Material supplied:
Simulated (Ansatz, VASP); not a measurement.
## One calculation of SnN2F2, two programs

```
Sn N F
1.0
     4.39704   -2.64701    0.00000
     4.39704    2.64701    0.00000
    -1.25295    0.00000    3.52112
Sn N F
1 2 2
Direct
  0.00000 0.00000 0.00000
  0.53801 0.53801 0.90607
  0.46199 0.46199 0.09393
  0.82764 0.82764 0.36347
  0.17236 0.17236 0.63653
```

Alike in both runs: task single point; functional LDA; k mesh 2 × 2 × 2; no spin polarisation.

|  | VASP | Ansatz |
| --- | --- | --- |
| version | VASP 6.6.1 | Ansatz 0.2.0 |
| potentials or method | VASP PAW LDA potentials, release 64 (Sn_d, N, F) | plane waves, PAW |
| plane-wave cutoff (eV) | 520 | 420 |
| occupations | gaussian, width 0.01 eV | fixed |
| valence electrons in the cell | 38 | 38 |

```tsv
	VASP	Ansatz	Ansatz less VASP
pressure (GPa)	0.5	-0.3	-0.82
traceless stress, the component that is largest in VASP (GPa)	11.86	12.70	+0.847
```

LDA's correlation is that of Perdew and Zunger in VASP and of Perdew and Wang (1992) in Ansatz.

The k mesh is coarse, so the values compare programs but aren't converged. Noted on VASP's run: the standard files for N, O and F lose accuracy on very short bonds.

Activity: The expected output is the exact run of lines from the start of the entries through the line with "LDA's correlation is", inclusive.

Written answer:
Simulated (Ansatz, VASP); not a measurement.
## One calculation of SnN2F2, two programs

```
Sn N F
1.0
     4.39704   -2.64701    0.00000
     4.39704    2.64701    0.00000
    -1.25295    0.00000    3.52112
Sn N F
1 2 2
Direct
  0.00000 0.00000 0.00000
  0.53801 0.53801 0.90607
  0.46199 0.46199 0.09393
  0.82764 0.82764 0.36347
  0.17236 0.17236 0.63653
```

Alike in both runs: task single point; functional LDA; k mesh 2 × 2 × 2; no spin polarisation.

|  | VASP | Ansatz |
| --- | --- | --- |
| version | VASP 6.6.1 | Ansatz 0.2.0 |
| potentials or method | VASP PAW LDA potentials, release 64 (Sn_d, N, F) | plane waves, PAW |
| plane-wave cutoff (eV) | 520 | 420 |
| occupations | gaussian, width 0.01 eV | fixed |
| valence electrons in the cell | 38 | 38 |

```tsv
	VASP	Ansatz	Ansatz less VASP
pressure (GPa)	0.5	-0.3	-0.82
traceless stress, the component that is largest in VASP (GPa)	11.86	12.70	+0.847
```

LDA's correlation is that of Perdew and Zunger in VASP and of Perdew and Wang (1992) in Ansatz.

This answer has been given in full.